[ASSIGNMENT]
Copy exactly the lines of the material below, starting with the first and including the line that holds "## Step 1: The system as given".

╔══
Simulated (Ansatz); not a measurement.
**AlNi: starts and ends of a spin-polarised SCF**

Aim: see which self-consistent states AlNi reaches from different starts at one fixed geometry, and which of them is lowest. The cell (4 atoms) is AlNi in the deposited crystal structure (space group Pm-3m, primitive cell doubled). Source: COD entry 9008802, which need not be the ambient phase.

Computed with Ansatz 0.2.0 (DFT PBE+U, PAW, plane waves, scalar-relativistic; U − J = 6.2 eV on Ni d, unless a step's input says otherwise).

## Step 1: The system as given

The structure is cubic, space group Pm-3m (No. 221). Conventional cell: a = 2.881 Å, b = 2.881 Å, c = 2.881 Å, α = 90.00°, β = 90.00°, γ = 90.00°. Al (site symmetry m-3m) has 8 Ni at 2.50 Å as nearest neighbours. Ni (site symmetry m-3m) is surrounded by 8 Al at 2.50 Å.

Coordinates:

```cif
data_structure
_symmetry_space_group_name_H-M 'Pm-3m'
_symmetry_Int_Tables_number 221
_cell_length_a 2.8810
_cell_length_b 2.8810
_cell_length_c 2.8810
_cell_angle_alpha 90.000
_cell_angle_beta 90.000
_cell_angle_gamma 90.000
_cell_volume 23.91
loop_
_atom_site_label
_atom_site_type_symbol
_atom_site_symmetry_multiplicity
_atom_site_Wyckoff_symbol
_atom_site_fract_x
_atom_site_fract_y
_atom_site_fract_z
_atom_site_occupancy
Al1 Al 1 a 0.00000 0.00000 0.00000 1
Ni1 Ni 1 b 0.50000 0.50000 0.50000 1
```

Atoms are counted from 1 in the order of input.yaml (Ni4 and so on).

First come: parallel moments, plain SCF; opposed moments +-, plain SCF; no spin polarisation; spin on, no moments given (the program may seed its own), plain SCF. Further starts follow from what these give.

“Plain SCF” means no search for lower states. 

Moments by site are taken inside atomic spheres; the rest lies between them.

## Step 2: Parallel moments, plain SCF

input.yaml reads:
╚══

[PROBLEM SOLUTION]
Simulated (Ansatz); not a measurement.
**AlNi: starts and ends of a spin-polarised SCF**

Aim: see which self-consistent states AlNi reaches from different starts at one fixed geometry, and which of them is lowest. The cell (4 atoms) is AlNi in the deposited crystal structure (space group Pm-3m, primitive cell doubled). Source: COD entry 9008802, which need not be the ambient phase.

Computed with Ansatz 0.2.0 (DFT PBE+U, PAW, plane waves, scalar-relativistic; U − J = 6.2 eV on Ni d, unless a step's input says otherwise).

## Step 1: The system as given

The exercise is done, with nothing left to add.